Each of the entries beneath this task should be written out exactly.

DATA SHOWN Block Start
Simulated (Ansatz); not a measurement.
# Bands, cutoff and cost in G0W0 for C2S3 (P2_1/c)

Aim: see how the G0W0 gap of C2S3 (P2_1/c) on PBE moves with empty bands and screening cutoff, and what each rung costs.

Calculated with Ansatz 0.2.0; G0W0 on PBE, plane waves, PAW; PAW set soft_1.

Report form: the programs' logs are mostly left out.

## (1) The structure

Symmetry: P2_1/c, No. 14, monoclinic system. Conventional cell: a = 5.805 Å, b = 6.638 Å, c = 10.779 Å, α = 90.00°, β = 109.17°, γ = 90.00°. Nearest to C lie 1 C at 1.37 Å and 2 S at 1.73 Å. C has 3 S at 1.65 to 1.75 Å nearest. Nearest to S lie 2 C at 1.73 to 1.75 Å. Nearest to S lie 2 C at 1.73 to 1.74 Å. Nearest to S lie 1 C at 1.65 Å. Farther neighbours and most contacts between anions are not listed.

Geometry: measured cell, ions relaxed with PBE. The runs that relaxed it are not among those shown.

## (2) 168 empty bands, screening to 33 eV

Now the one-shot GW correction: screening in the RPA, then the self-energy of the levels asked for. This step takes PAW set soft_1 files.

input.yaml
DATA SHOWN Block End

> EXERCISE RESPONSE:
Simulated (Ansatz); not a measurement.
# Bands, cutoff and cost in G0W0 for C2S3 (P2_1/c)

Aim: see how the G0W0 gap of C2S3 (P2_1/c) on PBE moves with empty bands and screening cutoff, and what each rung costs.

Calculated with Ansatz 0.2.0; G0W0 on PBE, plane waves, PAW; PAW set soft_1.

Report form: the programs' logs are mostly left out.

## (1) The structure

Symmetry: P2_1/c, No. 14, monoclinic system. Conventional cell: a = 5.805 Å, b = 6.638 Å, c = 10.779 Å, α = 90.00°, β = 109.17°, γ = 90.00°. Nearest to C lie 1 C at 1.37 Å and 2 S at 1.73 Å. C has 3 S at 1.65 to 1.75 Å nearest. Nearest to S lie 2 C at 1.73 to 1.75 Å. Nearest to S lie 2 C at 1.73 to 1.74 Å. Nearest to S lie 1 C at 1.65 Å. Farther neighbours and most contacts between anions are not listed.

Geometry: measured cell, ions relaxed with PBE. The runs that relaxed it are not among those shown.

## (2) 168 empty bands, screening to 33 eV

Now the one-shot GW correction: screening in the RPA, then the self-energy of the levels asked for. This step takes PAW set soft_1 files.

input.yaml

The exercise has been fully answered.